Given records section start

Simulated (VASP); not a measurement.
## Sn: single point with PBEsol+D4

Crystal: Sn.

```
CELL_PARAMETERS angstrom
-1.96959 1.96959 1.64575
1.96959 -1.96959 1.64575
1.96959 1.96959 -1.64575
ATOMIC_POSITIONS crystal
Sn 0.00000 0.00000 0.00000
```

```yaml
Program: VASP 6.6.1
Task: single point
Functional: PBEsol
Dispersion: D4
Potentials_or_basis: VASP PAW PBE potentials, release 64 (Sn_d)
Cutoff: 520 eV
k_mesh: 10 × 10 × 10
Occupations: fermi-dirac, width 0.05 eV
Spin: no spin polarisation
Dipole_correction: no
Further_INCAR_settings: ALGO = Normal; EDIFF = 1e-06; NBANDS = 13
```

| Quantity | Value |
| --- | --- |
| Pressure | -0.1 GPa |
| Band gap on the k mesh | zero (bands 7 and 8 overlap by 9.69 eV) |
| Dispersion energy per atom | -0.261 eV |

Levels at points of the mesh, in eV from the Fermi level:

Given records section end

### Exercise
Look through the material above and print exactly the lines from the one containing "Pressure | -0.1 GPa |" to the one containing "-0.261 eV |", both included, and nothing more.

### Worked solution
| Pressure | -0.1 GPa |
| Band gap on the k mesh | zero (bands 7 and 8 overlap by 9.69 eV) |
| Dispersion energy per atom | -0.261 eV |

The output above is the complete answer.